··········
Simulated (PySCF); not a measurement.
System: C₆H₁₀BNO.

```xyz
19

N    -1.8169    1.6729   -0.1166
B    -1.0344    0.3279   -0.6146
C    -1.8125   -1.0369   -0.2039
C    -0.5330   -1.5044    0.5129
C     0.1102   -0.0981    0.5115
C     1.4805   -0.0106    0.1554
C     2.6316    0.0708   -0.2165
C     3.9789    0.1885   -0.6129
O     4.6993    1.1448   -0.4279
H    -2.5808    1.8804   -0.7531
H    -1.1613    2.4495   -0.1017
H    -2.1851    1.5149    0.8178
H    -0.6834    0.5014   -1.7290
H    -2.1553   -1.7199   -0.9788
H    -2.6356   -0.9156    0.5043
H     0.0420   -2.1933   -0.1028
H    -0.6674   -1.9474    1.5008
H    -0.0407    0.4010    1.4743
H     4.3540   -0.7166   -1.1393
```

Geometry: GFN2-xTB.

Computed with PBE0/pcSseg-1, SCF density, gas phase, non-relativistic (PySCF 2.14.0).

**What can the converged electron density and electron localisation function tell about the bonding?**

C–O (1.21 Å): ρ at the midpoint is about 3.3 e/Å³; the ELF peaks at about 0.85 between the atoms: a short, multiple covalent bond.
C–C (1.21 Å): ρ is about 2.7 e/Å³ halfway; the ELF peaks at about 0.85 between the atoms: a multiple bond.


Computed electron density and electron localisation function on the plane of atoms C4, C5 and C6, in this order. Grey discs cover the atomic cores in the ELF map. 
··········

(WORK ORDER):
Retype the data exactly as given.

(EXERCISE RESULT):
Simulated (PySCF); not a measurement.
System: C₆H₁₀BNO.

```xyz
19

N    -1.8169    1.6729   -0.1166
B    -1.0344    0.3279   -0.6146
C    -1.8125   -1.0369   -0.2039
C    -0.5330   -1.5044    0.5129
C     0.1102   -0.0981    0.5115
C     1.4805   -0.0106    0.1554
C     2.6316    0.0708   -0.2165
C     3.9789    0.1885   -0.6129
O     4.6993    1.1448   -0.4279
H    -2.5808    1.8804   -0.7531
H    -1.1613    2.4495   -0.1017
H    -2.1851    1.5149    0.8178
H    -0.6834    0.5014   -1.7290
H    -2.1553   -1.7199   -0.9788
H    -2.6356   -0.9156    0.5043
H     0.0420   -2.1933   -0.1028
H    -0.6674   -1.9474    1.5008
H    -0.0407    0.4010    1.4743
H     4.3540   -0.7166   -1.1393
```

Geometry: GFN2-xTB.

Computed with PBE0/pcSseg-1, SCF density, gas phase, non-relativistic (PySCF 2.14.0).

**What can the converged electron density and electron localisation function tell about the bonding?**

C–O (1.21 Å): ρ at the midpoint is about 3.3 e/Å³; the ELF peaks at about 0.85 between the atoms: a short, multiple covalent bond.
C–C (1.21 Å): ρ is about 2.7 e/Å³ halfway; the ELF peaks at about 0.85 between the atoms: a multiple bond.


Computed electron density and electron localisation function on the plane of atoms C4, C5 and C6, in this order. Grey discs cover the atomic cores in the ELF map. 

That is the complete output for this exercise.